Work order
Up to and including the line containing "Barriers: single points", set down each line of the entries below exactly, starting from the first, and leave out the rest.

_ _ _ _ _

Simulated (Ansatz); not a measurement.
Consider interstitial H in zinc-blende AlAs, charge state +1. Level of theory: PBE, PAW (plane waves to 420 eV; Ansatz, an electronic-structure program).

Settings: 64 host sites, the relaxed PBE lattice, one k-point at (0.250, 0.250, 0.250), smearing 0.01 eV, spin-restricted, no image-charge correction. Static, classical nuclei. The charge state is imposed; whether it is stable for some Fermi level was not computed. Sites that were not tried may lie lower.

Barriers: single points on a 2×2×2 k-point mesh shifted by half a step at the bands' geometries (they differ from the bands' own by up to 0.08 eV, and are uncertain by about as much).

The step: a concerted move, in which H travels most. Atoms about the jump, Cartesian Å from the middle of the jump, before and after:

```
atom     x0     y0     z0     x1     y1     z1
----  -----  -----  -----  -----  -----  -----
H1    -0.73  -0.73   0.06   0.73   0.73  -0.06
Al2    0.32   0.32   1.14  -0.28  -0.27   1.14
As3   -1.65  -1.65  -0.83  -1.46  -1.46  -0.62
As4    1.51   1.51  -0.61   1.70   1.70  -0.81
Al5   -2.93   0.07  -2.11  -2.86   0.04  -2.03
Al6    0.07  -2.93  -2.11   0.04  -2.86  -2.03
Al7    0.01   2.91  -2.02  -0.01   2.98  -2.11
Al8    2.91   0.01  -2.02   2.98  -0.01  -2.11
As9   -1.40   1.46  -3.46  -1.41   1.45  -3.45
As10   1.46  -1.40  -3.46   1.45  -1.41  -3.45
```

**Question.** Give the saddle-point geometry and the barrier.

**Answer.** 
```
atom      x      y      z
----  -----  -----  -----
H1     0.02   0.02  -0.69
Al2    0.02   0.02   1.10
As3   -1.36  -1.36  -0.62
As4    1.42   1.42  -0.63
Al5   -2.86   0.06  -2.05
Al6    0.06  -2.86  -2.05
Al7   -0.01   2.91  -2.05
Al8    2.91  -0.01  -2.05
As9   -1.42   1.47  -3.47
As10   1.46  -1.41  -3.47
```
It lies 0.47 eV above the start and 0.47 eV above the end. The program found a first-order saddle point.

_ _ _ _ _

Response area
Simulated (Ansatz); not a measurement.
Consider interstitial H in zinc-blende AlAs, charge state +1. Level of theory: PBE, PAW (plane waves to 420 eV; Ansatz, an electronic-structure program).

Settings: 64 host sites, the relaxed PBE lattice, one k-point at (0.250, 0.250, 0.250), smearing 0.01 eV, spin-restricted, no image-charge correction. Static, classical nuclei. The charge state is imposed; whether it is stable for some Fermi level was not computed. Sites that were not tried may lie lower.

Barriers: single points on a 2×2×2 k-point mesh shifted by half a step at the bands' geometries (they differ from the bands' own by up to 0.08 eV, and are uncertain by about as much).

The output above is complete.